• [WORK REQUEST] Extract, unchanged, every line from the top of the material below through the line with "Where does the relaxation end?", and no more.

• [EXTRACTED DATA]
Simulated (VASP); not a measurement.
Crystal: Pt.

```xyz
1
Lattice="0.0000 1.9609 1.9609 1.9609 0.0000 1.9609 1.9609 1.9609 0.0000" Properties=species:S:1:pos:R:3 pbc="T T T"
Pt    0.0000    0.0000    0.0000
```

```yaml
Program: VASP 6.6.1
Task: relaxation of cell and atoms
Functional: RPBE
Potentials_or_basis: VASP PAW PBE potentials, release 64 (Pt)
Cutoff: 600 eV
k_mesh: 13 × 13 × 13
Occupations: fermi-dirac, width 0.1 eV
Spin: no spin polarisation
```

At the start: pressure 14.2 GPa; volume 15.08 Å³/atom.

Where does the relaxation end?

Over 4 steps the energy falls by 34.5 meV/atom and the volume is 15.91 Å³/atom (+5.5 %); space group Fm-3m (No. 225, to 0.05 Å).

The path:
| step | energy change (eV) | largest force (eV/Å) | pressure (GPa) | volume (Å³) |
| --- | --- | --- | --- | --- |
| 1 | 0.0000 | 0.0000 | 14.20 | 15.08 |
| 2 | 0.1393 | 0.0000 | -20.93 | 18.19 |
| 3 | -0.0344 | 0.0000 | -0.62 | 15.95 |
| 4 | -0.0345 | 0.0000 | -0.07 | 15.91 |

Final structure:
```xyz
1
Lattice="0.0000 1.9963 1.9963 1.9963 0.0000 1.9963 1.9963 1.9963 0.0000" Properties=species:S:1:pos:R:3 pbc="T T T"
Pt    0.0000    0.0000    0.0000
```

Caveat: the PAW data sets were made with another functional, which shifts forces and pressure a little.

• [WRITTEN ANSWER]
Simulated (VASP); not a measurement.
Crystal: Pt.

```xyz
1
Lattice="0.0000 1.9609 1.9609 1.9609 0.0000 1.9609 1.9609 1.9609 0.0000" Properties=species:S:1:pos:R:3 pbc="T T T"
Pt    0.0000    0.0000    0.0000
```

```yaml
Program: VASP 6.6.1
Task: relaxation of cell and atoms
Functional: RPBE
Potentials_or_basis: VASP PAW PBE potentials, release 64 (Pt)
Cutoff: 600 eV
k_mesh: 13 × 13 × 13
Occupations: fermi-dirac, width 0.1 eV
Spin: no spin polarisation
```

At the start: pressure 14.2 GPa; volume 15.08 Å³/atom.

Where does the relaxation end?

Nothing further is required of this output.